ASSIGNMENT:
Copy nothing from the entries below except the lines from the one containing "Problem. List the" through the one containing "- GFN2-xTB: 53, 53, 82, 82, 82, 174, 439, 439, 440", and copy those exactly.

ENTRIES SUPPLIED:
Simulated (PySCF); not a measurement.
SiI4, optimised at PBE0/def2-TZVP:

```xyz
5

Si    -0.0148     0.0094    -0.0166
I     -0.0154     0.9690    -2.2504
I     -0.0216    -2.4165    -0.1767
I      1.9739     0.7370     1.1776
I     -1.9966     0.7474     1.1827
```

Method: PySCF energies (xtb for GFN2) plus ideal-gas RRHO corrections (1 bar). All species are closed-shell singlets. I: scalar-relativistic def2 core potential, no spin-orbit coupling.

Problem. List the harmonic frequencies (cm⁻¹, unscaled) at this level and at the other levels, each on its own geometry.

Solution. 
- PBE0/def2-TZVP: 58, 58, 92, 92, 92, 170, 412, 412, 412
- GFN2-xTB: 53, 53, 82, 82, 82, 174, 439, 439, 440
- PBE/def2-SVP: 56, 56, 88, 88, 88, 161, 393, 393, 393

ANSWER AREA:
Problem. List the harmonic frequencies (cm⁻¹, unscaled) at this level and at the other levels, each on its own geometry.

Solution. 
- PBE0/def2-TZVP: 58, 58, 92, 92, 92, 170, 412, 412, 412
- GFN2-xTB: 53, 53, 82, 82, 82, 174, 439, 439, 440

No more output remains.